[[ MATERIAL SHOWN open ]]

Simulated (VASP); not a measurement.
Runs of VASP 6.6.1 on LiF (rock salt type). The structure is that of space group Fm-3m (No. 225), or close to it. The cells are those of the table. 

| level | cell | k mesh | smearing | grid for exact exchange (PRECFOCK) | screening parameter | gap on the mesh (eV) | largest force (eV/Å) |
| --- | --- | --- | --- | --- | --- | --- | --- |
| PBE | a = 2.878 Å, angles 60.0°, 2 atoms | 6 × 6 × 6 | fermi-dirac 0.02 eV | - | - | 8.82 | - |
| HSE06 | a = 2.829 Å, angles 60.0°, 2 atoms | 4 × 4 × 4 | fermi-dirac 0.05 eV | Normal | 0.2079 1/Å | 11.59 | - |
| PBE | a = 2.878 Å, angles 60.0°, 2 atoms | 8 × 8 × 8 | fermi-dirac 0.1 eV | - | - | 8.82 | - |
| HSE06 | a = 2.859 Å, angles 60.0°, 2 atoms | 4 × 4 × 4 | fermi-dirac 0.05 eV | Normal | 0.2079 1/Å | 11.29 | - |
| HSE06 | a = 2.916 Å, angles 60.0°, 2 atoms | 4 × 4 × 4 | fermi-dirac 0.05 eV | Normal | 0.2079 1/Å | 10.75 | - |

[[ MATERIAL SHOWN closed ]]

ACTION ITEM: Output every entry shown above, exactly.

ANSWER AREA:
Simulated (VASP); not a measurement.
Runs of VASP 6.6.1 on LiF (rock salt type). The structure is that of space group Fm-3m (No. 225), or close to it. The cells are those of the table. 

| level | cell | k mesh | smearing | grid for exact exchange (PRECFOCK) | screening parameter | gap on the mesh (eV) | largest force (eV/Å) |
| --- | --- | --- | --- | --- | --- | --- | --- |
| PBE | a = 2.878 Å, angles 60.0°, 2 atoms | 6 × 6 × 6 | fermi-dirac 0.02 eV | - | - | 8.82 | - |
| HSE06 | a = 2.829 Å, angles 60.0°, 2 atoms | 4 × 4 × 4 | fermi-dirac 0.05 eV | Normal | 0.2079 1/Å | 11.59 | - |
| PBE | a = 2.878 Å, angles 60.0°, 2 atoms | 8 × 8 × 8 | fermi-dirac 0.1 eV | - | - | 8.82 | - |
| HSE06 | a = 2.859 Å, angles 60.0°, 2 atoms | 4 × 4 × 4 | fermi-dirac 0.05 eV | Normal | 0.2079 1/Å | 11.29 | - |
| HSE06 | a = 2.916 Å, angles 60.0°, 2 atoms | 4 × 4 × 4 | fermi-dirac 0.05 eV | Normal | 0.2079 1/Å | 10.75 | - |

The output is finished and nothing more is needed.